ACTION ITEM:
For the records below, print every one exactly, with nothing dropped.

RECORDS SUPPLIED:
========================================

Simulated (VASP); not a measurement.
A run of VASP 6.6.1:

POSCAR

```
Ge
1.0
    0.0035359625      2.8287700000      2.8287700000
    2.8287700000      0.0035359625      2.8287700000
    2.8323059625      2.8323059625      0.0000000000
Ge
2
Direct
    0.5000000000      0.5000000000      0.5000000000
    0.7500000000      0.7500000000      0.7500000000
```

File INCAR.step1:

========================================

WORKED SOLUTION:
Simulated (VASP); not a measurement.
A run of VASP 6.6.1:

POSCAR

```
Ge
1.0
    0.0035359625      2.8287700000      2.8287700000
    2.8287700000      0.0035359625      2.8287700000
    2.8323059625      2.8323059625      0.0000000000
Ge
2
Direct
    0.5000000000      0.5000000000      0.5000000000
    0.7500000000      0.7500000000      0.7500000000
```

File INCAR.step1:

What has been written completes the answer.